In the listing below, locate the line containing "Stress tensor (GPa, compression" and the line containing "Run time: 2.4". Output both of them and every line between, exactly as written, and nothing more.

**Supplied data:**
:::::
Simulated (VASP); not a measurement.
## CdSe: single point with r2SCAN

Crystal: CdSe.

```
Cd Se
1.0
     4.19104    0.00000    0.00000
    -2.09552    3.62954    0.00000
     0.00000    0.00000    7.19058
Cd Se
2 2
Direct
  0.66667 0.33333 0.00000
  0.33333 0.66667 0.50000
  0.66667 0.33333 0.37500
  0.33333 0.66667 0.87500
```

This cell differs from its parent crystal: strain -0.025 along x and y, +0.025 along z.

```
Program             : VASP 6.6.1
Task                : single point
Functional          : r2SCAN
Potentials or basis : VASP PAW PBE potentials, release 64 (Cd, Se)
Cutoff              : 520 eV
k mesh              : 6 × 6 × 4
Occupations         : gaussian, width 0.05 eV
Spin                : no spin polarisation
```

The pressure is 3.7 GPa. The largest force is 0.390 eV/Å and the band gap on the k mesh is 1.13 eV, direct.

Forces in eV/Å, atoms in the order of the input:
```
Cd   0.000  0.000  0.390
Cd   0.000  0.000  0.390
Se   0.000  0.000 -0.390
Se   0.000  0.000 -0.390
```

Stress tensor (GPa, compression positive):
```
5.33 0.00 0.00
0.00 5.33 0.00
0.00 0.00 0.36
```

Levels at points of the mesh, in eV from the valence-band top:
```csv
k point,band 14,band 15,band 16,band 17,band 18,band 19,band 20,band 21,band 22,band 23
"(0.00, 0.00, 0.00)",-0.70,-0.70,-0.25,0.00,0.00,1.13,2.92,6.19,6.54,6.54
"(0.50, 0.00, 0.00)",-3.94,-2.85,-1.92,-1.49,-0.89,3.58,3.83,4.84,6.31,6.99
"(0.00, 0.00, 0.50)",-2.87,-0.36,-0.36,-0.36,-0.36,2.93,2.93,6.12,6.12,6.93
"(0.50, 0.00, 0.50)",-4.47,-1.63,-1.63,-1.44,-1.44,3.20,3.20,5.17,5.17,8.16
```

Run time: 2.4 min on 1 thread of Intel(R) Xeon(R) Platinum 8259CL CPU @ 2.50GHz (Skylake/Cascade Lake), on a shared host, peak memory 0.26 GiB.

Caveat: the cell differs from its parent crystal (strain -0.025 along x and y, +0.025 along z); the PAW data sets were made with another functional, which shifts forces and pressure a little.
:::::

**Response:**
Stress tensor (GPa, compression positive):
```
5.33 0.00 0.00
0.00 5.33 0.00
0.00 0.00 0.36
```

Levels at points of the mesh, in eV from the valence-band top:
```csv
k point,band 14,band 15,band 16,band 17,band 18,band 19,band 20,band 21,band 22,band 23
"(0.00, 0.00, 0.00)",-0.70,-0.70,-0.25,0.00,0.00,1.13,2.92,6.19,6.54,6.54
"(0.50, 0.00, 0.00)",-3.94,-2.85,-1.92,-1.49,-0.89,3.58,3.83,4.84,6.31,6.99
"(0.00, 0.00, 0.50)",-2.87,-0.36,-0.36,-0.36,-0.36,2.93,2.93,6.12,6.12,6.93
"(0.50, 0.00, 0.50)",-4.47,-1.63,-1.63,-1.44,-1.44,3.20,3.20,5.17,5.17,8.16
```

Run time: 2.4 min on 1 thread of Intel(R) Xeon(R) Platinum 8259CL CPU @ 2.50GHz (Skylake/Cascade Lake), on a shared host, peak memory 0.26 GiB.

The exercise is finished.